Work order:
Your output should be the lines from the start of the data through the line containing "from the codes.", exactly and nothing more.

Entries shown:
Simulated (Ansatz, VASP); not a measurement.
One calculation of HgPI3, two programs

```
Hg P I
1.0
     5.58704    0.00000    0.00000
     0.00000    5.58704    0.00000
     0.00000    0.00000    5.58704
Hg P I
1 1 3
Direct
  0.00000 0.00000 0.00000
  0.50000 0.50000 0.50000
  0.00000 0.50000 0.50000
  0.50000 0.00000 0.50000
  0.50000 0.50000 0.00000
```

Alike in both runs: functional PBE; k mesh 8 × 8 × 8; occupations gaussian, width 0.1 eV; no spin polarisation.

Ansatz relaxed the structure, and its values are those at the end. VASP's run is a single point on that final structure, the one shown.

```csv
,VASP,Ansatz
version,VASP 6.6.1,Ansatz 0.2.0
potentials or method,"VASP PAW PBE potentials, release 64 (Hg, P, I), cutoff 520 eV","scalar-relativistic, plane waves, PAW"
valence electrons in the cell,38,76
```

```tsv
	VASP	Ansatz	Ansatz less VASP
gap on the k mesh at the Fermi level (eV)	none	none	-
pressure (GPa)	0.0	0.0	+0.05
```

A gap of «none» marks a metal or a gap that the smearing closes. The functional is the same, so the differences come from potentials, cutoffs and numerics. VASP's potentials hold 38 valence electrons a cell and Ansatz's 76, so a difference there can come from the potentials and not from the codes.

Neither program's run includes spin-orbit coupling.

Task response:
Simulated (Ansatz, VASP); not a measurement.
One calculation of HgPI3, two programs

```
Hg P I
1.0
     5.58704    0.00000    0.00000
     0.00000    5.58704    0.00000
     0.00000    0.00000    5.58704
Hg P I
1 1 3
Direct
  0.00000 0.00000 0.00000
  0.50000 0.50000 0.50000
  0.00000 0.50000 0.50000
  0.50000 0.00000 0.50000
  0.50000 0.50000 0.00000
```

Alike in both runs: functional PBE; k mesh 8 × 8 × 8; occupations gaussian, width 0.1 eV; no spin polarisation.

Ansatz relaxed the structure, and its values are those at the end. VASP's run is a single point on that final structure, the one shown.

```csv
,VASP,Ansatz
version,VASP 6.6.1,Ansatz 0.2.0
potentials or method,"VASP PAW PBE potentials, release 64 (Hg, P, I), cutoff 520 eV","scalar-relativistic, plane waves, PAW"
valence electrons in the cell,38,76
```

```tsv
	VASP	Ansatz	Ansatz less VASP
gap on the k mesh at the Fermi level (eV)	none	none	-
pressure (GPa)	0.0	0.0	+0.05
```

A gap of «none» marks a metal or a gap that the smearing closes. The functional is the same, so the differences come from potentials, cutoffs and numerics. VASP's potentials hold 38 valence electrons a cell and Ansatz's 76, so a difference there can come from the potentials and not from the codes.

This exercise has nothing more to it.